[Work request]: Would you return, word for word, the lines of the data below from the line with "Hardware: 1 thread" through the line with "How long does it take, and how much memory?", and no others?

[Data section]:
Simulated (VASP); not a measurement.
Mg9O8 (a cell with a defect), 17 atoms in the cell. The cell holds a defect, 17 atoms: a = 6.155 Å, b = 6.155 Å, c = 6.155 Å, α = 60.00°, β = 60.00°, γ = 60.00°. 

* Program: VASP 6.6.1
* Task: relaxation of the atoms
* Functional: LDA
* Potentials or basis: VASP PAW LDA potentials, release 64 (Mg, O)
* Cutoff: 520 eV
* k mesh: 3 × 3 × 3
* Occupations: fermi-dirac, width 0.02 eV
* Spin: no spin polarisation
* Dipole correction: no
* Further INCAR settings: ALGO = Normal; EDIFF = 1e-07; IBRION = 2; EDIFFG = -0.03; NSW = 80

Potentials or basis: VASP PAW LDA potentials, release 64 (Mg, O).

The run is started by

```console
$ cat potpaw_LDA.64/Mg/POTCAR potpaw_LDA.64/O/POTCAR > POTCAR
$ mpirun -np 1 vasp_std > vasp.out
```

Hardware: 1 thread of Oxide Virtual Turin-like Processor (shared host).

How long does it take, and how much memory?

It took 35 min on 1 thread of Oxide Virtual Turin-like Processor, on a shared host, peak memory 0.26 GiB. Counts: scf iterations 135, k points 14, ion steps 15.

[Answer box]:
Hardware: 1 thread of Oxide Virtual Turin-like Processor (shared host).

How long does it take, and how much memory?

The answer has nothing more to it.